**BRIEF**. Begin at the first line of the records below and, please, give each line again exactly until the line with "The saved state" is included.

[DATA Boundary: Start]

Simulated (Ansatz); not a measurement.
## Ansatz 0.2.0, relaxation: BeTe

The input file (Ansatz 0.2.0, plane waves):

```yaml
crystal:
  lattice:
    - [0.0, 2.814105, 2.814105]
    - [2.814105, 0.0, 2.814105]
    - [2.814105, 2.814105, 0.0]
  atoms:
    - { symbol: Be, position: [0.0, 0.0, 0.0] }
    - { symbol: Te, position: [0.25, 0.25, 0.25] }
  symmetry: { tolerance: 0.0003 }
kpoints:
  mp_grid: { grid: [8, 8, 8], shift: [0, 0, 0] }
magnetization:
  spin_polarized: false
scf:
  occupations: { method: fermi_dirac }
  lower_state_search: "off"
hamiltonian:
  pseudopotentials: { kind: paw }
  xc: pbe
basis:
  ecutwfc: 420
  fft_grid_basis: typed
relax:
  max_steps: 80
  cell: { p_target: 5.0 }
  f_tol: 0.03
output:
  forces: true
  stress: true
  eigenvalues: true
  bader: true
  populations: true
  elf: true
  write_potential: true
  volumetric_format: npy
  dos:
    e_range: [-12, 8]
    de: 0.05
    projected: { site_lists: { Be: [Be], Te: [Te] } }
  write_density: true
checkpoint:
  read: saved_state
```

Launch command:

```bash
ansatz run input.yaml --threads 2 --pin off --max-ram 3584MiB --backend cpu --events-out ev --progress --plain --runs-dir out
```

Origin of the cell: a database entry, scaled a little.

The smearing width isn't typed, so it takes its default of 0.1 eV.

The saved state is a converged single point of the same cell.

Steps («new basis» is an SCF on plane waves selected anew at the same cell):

[DATA Boundary: End]

**RESPONSE AREA**.
Simulated (Ansatz); not a measurement.
## Ansatz 0.2.0, relaxation: BeTe

The input file (Ansatz 0.2.0, plane waves):

```yaml
crystal:
  lattice:
    - [0.0, 2.814105, 2.814105]
    - [2.814105, 0.0, 2.814105]
    - [2.814105, 2.814105, 0.0]
  atoms:
    - { symbol: Be, position: [0.0, 0.0, 0.0] }
    - { symbol: Te, position: [0.25, 0.25, 0.25] }
  symmetry: { tolerance: 0.0003 }
kpoints:
  mp_grid: { grid: [8, 8, 8], shift: [0, 0, 0] }
magnetization:
  spin_polarized: false
scf:
  occupations: { method: fermi_dirac }
  lower_state_search: "off"
hamiltonian:
  pseudopotentials: { kind: paw }
  xc: pbe
basis:
  ecutwfc: 420
  fft_grid_basis: typed
relax:
  max_steps: 80
  cell: { p_target: 5.0 }
  f_tol: 0.03
output:
  forces: true
  stress: true
  eigenvalues: true
  bader: true
  populations: true
  elf: true
  write_potential: true
  volumetric_format: npy
  dos:
    e_range: [-12, 8]
    de: 0.05
    projected: { site_lists: { Be: [Be], Te: [Te] } }
  write_density: true
checkpoint:
  read: saved_state
```

Launch command:

```bash
ansatz run input.yaml --threads 2 --pin off --max-ram 3584MiB --backend cpu --events-out ev --progress --plain --runs-dir out
```

Origin of the cell: a database entry, scaled a little.

The smearing width isn't typed, so it takes its default of 0.1 eV.

The saved state is a converged single point of the same cell.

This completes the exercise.